_ASSIGNMENT_
Copy the data exactly from the line that contains "Broadened absorption spectrum of C5H8S" through the line that contains "Level of theory: TDDFT", keeping both end lines and leaving out everything else.

_DATASET RECORDS_
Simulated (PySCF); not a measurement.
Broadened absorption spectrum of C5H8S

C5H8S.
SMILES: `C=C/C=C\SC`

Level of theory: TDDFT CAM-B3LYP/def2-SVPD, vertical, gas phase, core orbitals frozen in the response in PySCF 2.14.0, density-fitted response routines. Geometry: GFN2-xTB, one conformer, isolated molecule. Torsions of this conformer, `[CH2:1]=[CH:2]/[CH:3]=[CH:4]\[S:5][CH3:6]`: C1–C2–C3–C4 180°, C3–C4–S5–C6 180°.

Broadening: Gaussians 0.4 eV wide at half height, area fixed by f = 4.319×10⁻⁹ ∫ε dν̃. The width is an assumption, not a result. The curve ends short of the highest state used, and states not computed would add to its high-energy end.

_YOUR SOLUTION_
Broadened absorption spectrum of C5H8S

C5H8S.
SMILES: `C=C/C=C\SC`

Level of theory: TDDFT CAM-B3LYP/def2-SVPD, vertical, gas phase, core orbitals frozen in the response in PySCF 2.14.0, density-fitted response routines. Geometry: GFN2-xTB, one conformer, isolated molecule. Torsions of this conformer, `[CH2:1]=[CH:2]/[CH:3]=[CH:4]\[S:5][CH3:6]`: C1–C2–C3–C4 180°, C3–C4–S5–C6 180°.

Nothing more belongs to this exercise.